#### Exercise
Output the data below in full, character for character.

##### Data extract
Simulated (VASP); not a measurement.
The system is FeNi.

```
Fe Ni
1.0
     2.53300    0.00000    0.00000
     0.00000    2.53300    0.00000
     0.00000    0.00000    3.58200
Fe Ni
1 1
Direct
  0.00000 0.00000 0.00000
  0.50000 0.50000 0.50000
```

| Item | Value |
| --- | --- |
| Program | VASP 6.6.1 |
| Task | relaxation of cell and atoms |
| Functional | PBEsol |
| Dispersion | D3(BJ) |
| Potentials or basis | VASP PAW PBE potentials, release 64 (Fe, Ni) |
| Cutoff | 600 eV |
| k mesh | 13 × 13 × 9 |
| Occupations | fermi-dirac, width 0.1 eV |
##########

#### Exercise answer
Simulated (VASP); not a measurement.
The system is FeNi.

```
Fe Ni
1.0
     2.53300    0.00000    0.00000
     0.00000    2.53300    0.00000
     0.00000    0.00000    3.58200
Fe Ni
1 1
Direct
  0.00000 0.00000 0.00000
  0.50000 0.50000 0.50000
```

| Item | Value |
| --- | --- |
| Program | VASP 6.6.1 |
| Task | relaxation of cell and atoms |
| Functional | PBEsol |
| Dispersion | D3(BJ) |
| Potentials or basis | VASP PAW PBE potentials, release 64 (Fe, Ni) |
| Cutoff | 600 eV |
| k mesh | 13 × 13 × 9 |
| Occupations | fermi-dirac, width 0.1 eV |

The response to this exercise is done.